**ACTIVITY**
Please write out all of the records below exactly as they appear.

↓↓↓

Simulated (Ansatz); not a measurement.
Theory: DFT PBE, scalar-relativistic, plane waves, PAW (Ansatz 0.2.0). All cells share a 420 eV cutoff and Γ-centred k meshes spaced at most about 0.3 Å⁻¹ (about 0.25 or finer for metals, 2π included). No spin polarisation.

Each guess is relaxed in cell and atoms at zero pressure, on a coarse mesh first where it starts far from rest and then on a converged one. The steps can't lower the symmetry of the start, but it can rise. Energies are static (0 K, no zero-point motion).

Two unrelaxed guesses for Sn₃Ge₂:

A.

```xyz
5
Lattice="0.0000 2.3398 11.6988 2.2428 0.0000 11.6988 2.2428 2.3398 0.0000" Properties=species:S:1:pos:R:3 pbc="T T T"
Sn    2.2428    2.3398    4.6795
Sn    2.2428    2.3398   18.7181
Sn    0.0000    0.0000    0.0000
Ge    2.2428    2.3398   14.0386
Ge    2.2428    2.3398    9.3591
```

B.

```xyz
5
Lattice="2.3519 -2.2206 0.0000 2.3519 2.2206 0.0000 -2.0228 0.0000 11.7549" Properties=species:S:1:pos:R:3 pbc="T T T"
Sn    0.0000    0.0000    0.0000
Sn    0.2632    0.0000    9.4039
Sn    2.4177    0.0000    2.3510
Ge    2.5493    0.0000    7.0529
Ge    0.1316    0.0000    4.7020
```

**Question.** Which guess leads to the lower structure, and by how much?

↑↑↑

**EXERCISE RESPONSE**
Simulated (Ansatz); not a measurement.
Theory: DFT PBE, scalar-relativistic, plane waves, PAW (Ansatz 0.2.0). All cells share a 420 eV cutoff and Γ-centred k meshes spaced at most about 0.3 Å⁻¹ (about 0.25 or finer for metals, 2π included). No spin polarisation.

Each guess is relaxed in cell and atoms at zero pressure, on a coarse mesh first where it starts far from rest and then on a converged one. The steps can't lower the symmetry of the start, but it can rise. Energies are static (0 K, no zero-point motion).

Two unrelaxed guesses for Sn₃Ge₂:

A.

```xyz
5
Lattice="0.0000 2.3398 11.6988 2.2428 0.0000 11.6988 2.2428 2.3398 0.0000" Properties=species:S:1:pos:R:3 pbc="T T T"
Sn    2.2428    2.3398    4.6795
Sn    2.2428    2.3398   18.7181
Sn    0.0000    0.0000    0.0000
Ge    2.2428    2.3398   14.0386
Ge    2.2428    2.3398    9.3591
```

B.

```xyz
5
Lattice="2.3519 -2.2206 0.0000 2.3519 2.2206 0.0000 -2.0228 0.0000 11.7549" Properties=species:S:1:pos:R:3 pbc="T T T"
Sn    0.0000    0.0000    0.0000
Sn    0.2632    0.0000    9.4039
Sn    2.4177    0.0000    2.3510
Ge    2.5493    0.0000    7.0529
Ge    0.1316    0.0000    4.7020
```

**Question.** Which guess leads to the lower structure, and by how much?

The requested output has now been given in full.